### WORK ITEM
In the reply, include exactly the lines of the entries below from the first to the line with "A chain with", that line included.

### DATA PROVIDED
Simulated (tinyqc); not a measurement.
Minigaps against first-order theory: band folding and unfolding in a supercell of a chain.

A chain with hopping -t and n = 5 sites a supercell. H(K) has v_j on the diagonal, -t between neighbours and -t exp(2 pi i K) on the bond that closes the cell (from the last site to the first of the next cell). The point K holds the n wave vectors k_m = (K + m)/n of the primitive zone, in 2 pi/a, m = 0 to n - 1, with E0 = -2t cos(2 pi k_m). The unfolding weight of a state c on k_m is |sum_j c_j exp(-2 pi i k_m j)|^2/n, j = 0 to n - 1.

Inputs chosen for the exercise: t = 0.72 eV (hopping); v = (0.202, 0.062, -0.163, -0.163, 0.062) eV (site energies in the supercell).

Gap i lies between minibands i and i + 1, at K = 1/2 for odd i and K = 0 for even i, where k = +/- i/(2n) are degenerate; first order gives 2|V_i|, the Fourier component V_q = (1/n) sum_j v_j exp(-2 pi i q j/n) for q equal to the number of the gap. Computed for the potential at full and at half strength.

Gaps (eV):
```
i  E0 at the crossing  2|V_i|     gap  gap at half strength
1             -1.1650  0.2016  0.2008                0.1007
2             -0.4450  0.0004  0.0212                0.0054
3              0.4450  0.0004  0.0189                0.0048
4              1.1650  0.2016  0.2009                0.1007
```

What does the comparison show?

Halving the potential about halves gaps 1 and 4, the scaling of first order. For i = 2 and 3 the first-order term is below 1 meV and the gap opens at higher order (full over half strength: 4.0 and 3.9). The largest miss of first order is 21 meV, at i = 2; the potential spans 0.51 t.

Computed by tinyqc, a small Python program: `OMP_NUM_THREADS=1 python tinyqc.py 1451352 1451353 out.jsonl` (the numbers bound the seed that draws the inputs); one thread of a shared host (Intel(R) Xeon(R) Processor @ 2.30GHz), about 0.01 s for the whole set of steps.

### WRITTEN RESPONSE
Simulated (tinyqc); not a measurement.
Minigaps against first-order theory: band folding and unfolding in a supercell of a chain.

A chain with hopping -t and n = 5 sites a supercell. H(K) has v_j on the diagonal, -t between neighbours and -t exp(2 pi i K) on the bond that closes the cell (from the last site to the first of the next cell). The point K holds the n wave vectors k_m = (K + m)/n of the primitive zone, in 2 pi/a, m = 0 to n - 1, with E0 = -2t cos(2 pi k_m). The unfolding weight of a state c on k_m is |sum_j c_j exp(-2 pi i k_m j)|^2/n, j = 0 to n - 1.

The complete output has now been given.